STUDY MATERIAL:
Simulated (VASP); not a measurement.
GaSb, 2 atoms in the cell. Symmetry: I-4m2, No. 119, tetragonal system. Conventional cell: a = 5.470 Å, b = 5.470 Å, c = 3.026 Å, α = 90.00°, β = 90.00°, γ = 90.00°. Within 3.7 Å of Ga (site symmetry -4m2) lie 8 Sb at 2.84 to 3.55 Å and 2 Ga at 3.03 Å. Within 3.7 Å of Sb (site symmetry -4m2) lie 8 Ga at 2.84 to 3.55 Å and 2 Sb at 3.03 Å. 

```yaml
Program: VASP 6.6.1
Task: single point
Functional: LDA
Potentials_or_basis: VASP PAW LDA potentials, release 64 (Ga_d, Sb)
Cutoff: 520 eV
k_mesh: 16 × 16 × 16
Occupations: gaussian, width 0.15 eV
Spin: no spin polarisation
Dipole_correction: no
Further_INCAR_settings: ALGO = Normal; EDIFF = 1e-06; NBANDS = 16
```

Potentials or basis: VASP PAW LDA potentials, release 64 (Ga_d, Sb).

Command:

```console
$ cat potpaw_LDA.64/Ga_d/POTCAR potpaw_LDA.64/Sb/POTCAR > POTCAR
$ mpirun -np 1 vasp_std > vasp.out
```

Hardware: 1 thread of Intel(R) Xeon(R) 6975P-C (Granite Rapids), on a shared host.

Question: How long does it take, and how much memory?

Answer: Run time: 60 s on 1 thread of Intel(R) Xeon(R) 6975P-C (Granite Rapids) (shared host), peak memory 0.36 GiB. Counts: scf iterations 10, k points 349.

WORK ORDER:
Starting with the line that holds "Hardware: 1 thread" and ending with the line that holds "Question: How long", retype every line in the data above exactly, and nothing else.

EXPECTED ANSWER:
Hardware: 1 thread of Intel(R) Xeon(R) 6975P-C (Granite Rapids), on a shared host.

Question: How long does it take, and how much memory?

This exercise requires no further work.